[PROVIDED DATA]:
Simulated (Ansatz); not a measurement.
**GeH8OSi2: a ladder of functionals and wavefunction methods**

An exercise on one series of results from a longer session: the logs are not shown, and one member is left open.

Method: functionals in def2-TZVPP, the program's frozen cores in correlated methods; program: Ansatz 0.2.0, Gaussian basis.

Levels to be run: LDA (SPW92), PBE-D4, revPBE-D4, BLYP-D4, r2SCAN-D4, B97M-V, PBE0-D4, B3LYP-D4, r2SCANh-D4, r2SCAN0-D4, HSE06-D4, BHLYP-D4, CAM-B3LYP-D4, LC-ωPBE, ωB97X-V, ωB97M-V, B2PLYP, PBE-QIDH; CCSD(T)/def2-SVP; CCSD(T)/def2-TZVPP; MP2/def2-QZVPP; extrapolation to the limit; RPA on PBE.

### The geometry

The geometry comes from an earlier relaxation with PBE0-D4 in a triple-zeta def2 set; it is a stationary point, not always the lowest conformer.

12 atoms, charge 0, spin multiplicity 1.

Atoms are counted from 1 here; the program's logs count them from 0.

[REQUIRED ACTION]:
Set down the lines of the listing above verbatim, first line through the line containing "12 atoms, charge 0, spin multiplicity 1.", inclusive; add no other lines.

[ANSWER AREA]:
Simulated (Ansatz); not a measurement.
**GeH8OSi2: a ladder of functionals and wavefunction methods**

An exercise on one series of results from a longer session: the logs are not shown, and one member is left open.

Method: functionals in def2-TZVPP, the program's frozen cores in correlated methods; program: Ansatz 0.2.0, Gaussian basis.

Levels to be run: LDA (SPW92), PBE-D4, revPBE-D4, BLYP-D4, r2SCAN-D4, B97M-V, PBE0-D4, B3LYP-D4, r2SCANh-D4, r2SCAN0-D4, HSE06-D4, BHLYP-D4, CAM-B3LYP-D4, LC-ωPBE, ωB97X-V, ωB97M-V, B2PLYP, PBE-QIDH; CCSD(T)/def2-SVP; CCSD(T)/def2-TZVPP; MP2/def2-QZVPP; extrapolation to the limit; RPA on PBE.

### The geometry

The geometry comes from an earlier relaxation with PBE0-D4 in a triple-zeta def2 set; it is a stationary point, not always the lowest conformer.

12 atoms, charge 0, spin multiplicity 1.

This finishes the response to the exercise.